**DATASET EXCERPTS**:
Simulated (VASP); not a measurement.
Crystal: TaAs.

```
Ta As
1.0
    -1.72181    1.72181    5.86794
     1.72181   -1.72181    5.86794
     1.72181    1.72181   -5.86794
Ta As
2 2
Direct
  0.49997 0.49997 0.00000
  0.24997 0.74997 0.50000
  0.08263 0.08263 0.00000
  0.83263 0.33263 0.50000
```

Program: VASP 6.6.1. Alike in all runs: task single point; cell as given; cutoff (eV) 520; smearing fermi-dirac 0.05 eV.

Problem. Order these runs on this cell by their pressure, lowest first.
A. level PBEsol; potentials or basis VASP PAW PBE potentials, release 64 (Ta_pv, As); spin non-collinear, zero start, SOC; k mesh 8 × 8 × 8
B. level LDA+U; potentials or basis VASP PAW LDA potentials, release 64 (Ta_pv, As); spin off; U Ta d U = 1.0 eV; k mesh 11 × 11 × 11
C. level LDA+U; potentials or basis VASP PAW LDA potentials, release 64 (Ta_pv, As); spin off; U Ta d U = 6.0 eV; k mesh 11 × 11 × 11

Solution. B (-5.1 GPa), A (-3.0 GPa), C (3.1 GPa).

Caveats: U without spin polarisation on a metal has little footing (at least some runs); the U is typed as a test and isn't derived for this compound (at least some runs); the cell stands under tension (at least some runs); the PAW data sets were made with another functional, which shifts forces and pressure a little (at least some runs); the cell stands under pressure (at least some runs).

**WORK TASK**:
Only one stretch of the entries above is wanted: the lines from the one containing "C. level LDA+U;" through the one containing "Solution. B (-5.1". Please reproduce it exactly.

**REPLY**:
C. level LDA+U; potentials or basis VASP PAW LDA potentials, release 64 (Ta_pv, As); spin off; U Ta d U = 6.0 eV; k mesh 11 × 11 × 11

Solution. B (-5.1 GPa), A (-3.0 GPa), C (3.1 GPa).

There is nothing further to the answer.